:: Assigned task ::
Reproduce, exactly, the lines of the material below from the line containing "- Program: VASP 6.6.1" through the line containing "Q: Estimate the wall time of this run.", with both end lines included and nothing else.

*** Exercise data ***
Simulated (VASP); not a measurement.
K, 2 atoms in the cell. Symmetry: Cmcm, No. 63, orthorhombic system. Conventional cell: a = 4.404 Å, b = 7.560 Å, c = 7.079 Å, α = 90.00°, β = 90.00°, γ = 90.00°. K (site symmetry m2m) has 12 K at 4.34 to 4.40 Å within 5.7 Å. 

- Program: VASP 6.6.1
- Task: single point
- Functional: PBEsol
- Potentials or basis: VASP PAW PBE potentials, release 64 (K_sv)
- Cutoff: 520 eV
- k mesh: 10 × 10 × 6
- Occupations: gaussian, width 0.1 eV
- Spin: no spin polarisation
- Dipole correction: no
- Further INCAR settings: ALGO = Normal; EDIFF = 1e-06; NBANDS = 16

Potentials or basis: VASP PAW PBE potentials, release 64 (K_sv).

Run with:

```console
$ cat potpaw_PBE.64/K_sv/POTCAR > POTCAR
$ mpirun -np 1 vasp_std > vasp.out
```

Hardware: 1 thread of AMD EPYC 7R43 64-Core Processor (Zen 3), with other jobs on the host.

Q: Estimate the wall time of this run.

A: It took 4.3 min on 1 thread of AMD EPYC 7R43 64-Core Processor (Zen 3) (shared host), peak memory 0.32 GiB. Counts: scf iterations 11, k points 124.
*** End of Exercise data ***

:: Answer area ::
- Program: VASP 6.6.1
- Task: single point
- Functional: PBEsol
- Potentials or basis: VASP PAW PBE potentials, release 64 (K_sv)
- Cutoff: 520 eV
- k mesh: 10 × 10 × 6
- Occupations: gaussian, width 0.1 eV
- Spin: no spin polarisation
- Dipole correction: no
- Further INCAR settings: ALGO = Normal; EDIFF = 1e-06; NBANDS = 16

Potentials or basis: VASP PAW PBE potentials, release 64 (K_sv).

Run with:

```console
$ cat potpaw_PBE.64/K_sv/POTCAR > POTCAR
$ mpirun -np 1 vasp_std > vasp.out
```

Hardware: 1 thread of AMD EPYC 7R43 64-Core Processor (Zen 3), with other jobs on the host.

Q: Estimate the wall time of this run.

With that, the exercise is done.